-------- EXTRACTED MATERIAL

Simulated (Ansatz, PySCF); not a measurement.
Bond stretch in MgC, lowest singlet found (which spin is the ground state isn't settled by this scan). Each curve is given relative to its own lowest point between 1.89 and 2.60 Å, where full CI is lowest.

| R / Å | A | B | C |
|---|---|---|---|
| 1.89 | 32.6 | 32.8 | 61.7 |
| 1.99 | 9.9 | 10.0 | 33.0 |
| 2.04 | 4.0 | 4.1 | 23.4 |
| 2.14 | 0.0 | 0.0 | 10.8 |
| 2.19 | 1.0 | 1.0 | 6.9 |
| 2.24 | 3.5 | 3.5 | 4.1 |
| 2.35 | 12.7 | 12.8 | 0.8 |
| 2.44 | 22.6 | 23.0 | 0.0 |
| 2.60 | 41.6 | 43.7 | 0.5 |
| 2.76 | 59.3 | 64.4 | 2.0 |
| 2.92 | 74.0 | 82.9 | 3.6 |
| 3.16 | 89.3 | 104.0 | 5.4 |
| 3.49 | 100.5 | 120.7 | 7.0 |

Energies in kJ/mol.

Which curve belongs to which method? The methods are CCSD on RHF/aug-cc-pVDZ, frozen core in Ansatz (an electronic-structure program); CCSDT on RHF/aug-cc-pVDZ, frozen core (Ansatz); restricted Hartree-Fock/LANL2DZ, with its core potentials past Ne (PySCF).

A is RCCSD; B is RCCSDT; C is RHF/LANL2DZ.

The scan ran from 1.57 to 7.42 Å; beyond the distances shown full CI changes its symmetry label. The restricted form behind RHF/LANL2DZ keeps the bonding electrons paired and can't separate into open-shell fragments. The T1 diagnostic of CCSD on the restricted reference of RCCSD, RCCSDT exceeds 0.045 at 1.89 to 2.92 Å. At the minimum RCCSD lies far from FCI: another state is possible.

----------------

■ **REQUIRED ACTION**
Find where the line with "Which curve belongs" sits in the material above, then copy exactly from it through the line with "A is RCCSD; B is RCCSDT; C is RHF/LANL2DZ.". Add no other line.

■ **SOLUTION**
Which curve belongs to which method? The methods are CCSD on RHF/aug-cc-pVDZ, frozen core in Ansatz (an electronic-structure program); CCSDT on RHF/aug-cc-pVDZ, frozen core (Ansatz); restricted Hartree-Fock/LANL2DZ, with its core potentials past Ne (PySCF).

A is RCCSD; B is RCCSDT; C is RHF/LANL2DZ.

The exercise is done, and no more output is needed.